> REQUIRED ACTION:
Return every line from the one with "Task: Fill in the values left out." through the one with "Caveats: the volume", inclusive, exactly as it appears below.

LISTED RECORDS: Begin
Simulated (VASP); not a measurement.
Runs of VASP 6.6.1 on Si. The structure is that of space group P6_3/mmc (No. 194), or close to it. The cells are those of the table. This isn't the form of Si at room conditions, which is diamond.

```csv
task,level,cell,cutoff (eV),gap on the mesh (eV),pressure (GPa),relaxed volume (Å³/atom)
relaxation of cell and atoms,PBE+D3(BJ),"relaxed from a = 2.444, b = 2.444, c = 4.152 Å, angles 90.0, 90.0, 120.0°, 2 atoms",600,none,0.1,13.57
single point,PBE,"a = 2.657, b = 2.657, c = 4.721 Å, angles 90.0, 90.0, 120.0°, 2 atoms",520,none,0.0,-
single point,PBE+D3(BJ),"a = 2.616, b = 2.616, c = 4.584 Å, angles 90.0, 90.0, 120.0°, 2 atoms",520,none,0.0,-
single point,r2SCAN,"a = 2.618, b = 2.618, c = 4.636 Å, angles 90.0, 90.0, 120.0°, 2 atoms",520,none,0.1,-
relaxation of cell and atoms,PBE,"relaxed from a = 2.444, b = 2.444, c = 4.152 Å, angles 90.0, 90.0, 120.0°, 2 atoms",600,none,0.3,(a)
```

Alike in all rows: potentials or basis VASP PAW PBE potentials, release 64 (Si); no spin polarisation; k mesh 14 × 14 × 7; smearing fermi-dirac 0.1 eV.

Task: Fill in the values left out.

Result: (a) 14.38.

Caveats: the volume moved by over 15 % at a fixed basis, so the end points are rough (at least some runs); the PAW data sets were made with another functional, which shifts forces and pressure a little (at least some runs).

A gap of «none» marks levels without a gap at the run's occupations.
LISTED RECORDS: End

> ANSWER AREA:
Task: Fill in the values left out.

Result: (a) 14.38.

Caveats: the volume moved by over 15 % at a fixed basis, so the end points are rough (at least some runs); the PAW data sets were made with another functional, which shifts forces and pressure a little (at least some runs).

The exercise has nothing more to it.